RECORD SET
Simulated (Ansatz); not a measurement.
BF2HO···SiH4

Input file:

REQUIRED ACTION
Each line above should be output exactly as written.

TASK SOLUTION
Simulated (Ansatz); not a measurement.
BF2HO···SiH4

Input file:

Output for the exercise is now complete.